→ Listed entries
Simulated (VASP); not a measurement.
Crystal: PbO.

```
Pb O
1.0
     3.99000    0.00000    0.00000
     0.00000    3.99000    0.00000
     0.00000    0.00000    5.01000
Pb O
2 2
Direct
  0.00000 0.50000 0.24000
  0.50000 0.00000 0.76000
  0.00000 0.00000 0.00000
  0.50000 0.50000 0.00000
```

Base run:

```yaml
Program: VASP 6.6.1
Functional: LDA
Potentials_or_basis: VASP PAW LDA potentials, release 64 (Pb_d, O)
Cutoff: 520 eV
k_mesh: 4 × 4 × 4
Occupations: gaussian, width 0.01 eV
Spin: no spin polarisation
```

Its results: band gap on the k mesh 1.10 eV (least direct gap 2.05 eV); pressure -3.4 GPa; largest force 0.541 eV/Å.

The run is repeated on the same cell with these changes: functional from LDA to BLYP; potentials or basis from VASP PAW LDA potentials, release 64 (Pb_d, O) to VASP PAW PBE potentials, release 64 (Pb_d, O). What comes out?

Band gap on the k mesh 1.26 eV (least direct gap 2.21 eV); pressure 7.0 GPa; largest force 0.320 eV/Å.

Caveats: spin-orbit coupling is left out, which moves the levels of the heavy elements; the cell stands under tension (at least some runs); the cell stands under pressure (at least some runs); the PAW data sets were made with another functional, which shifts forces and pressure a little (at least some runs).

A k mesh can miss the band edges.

→ Brief
Copy out only the lines of the records above from the one with "Band gap on the k mesh 1.26" through the one with "Caveats: spin-orbit coupling", exactly as they stand, both included.

→ Answer area
Band gap on the k mesh 1.26 eV (least direct gap 2.21 eV); pressure 7.0 GPa; largest force 0.320 eV/Å.

Caveats: spin-orbit coupling is left out, which moves the levels of the heavy elements; the cell stands under tension (at least some runs); the cell stands under pressure (at least some runs); the PAW data sets were made with another functional, which shifts forces and pressure a little (at least some runs).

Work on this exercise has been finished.